'''
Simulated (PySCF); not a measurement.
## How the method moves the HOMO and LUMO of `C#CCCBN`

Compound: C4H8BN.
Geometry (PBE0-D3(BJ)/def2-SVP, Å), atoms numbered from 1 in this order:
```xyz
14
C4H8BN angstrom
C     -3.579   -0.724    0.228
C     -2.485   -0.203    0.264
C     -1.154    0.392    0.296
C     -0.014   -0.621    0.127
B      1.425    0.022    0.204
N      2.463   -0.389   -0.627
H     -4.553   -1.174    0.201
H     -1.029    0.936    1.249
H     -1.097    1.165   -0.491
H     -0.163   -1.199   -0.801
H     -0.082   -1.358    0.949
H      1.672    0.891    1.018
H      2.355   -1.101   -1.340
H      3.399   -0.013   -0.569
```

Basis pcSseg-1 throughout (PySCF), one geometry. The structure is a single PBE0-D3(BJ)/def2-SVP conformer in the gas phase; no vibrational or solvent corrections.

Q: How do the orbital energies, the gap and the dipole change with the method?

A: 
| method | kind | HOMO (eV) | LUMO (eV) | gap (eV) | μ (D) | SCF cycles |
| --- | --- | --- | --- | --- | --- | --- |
'''

**ACTION ITEM:** What are the lines above, starting at the one with "Geometry (PBE0-D3(BJ)/def2-SVP, Å), atoms" and ending at the one with "SCF cycles |"? Give them again exactly, and only them.

**TASK RESULT:**
Geometry (PBE0-D3(BJ)/def2-SVP, Å), atoms numbered from 1 in this order:
```xyz
14
C4H8BN angstrom
C     -3.579   -0.724    0.228
C     -2.485   -0.203    0.264
C     -1.154    0.392    0.296
C     -0.014   -0.621    0.127
B      1.425    0.022    0.204
N      2.463   -0.389   -0.627
H     -4.553   -1.174    0.201
H     -1.029    0.936    1.249
H     -1.097    1.165   -0.491
H     -0.163   -1.199   -0.801
H     -0.082   -1.358    0.949
H      1.672    0.891    1.018
H      2.355   -1.101   -1.340
H      3.399   -0.013   -0.569
```

Basis pcSseg-1 throughout (PySCF), one geometry. The structure is a single PBE0-D3(BJ)/def2-SVP conformer in the gas phase; no vibrational or solvent corrections.

Q: How do the orbital energies, the gap and the dipole change with the method?

A: 
| method | kind | HOMO (eV) | LUMO (eV) | gap (eV) | μ (D) | SCF cycles |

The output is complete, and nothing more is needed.